* _Brief_:
In this exercise, set down every entry that follows exactly as it appears.

======

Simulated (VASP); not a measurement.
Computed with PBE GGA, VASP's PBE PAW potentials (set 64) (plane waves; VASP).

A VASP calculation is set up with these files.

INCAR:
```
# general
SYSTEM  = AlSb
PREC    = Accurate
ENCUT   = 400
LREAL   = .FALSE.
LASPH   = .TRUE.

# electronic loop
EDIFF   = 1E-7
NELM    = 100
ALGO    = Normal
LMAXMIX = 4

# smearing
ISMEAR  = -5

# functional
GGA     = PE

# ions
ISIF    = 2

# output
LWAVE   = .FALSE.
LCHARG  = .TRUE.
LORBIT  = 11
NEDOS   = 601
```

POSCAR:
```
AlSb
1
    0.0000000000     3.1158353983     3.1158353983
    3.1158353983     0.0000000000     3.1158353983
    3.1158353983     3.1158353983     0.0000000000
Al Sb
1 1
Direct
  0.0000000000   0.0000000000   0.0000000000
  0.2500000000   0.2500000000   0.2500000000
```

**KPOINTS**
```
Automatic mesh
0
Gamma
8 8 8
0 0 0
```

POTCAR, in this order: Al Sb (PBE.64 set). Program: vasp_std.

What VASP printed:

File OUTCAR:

======

* _Response_:
Simulated (VASP); not a measurement.
Computed with PBE GGA, VASP's PBE PAW potentials (set 64) (plane waves; VASP).

A VASP calculation is set up with these files.

INCAR:
```
# general
SYSTEM  = AlSb
PREC    = Accurate
ENCUT   = 400
LREAL   = .FALSE.
LASPH   = .TRUE.

# electronic loop
EDIFF   = 1E-7
NELM    = 100
ALGO    = Normal
LMAXMIX = 4

# smearing
ISMEAR  = -5

# functional
GGA     = PE

# ions
ISIF    = 2

# output
LWAVE   = .FALSE.
LCHARG  = .TRUE.
LORBIT  = 11
NEDOS   = 601
```

POSCAR:
```
AlSb
1
    0.0000000000     3.1158353983     3.1158353983
    3.1158353983     0.0000000000     3.1158353983
    3.1158353983     3.1158353983     0.0000000000
Al Sb
1 1
Direct
  0.0000000000   0.0000000000   0.0000000000
  0.2500000000   0.2500000000   0.2500000000
```

**KPOINTS**
```
Automatic mesh
0
Gamma
8 8 8
0 0 0
```

POTCAR, in this order: Al Sb (PBE.64 set). Program: vasp_std.

What VASP printed:

File OUTCAR:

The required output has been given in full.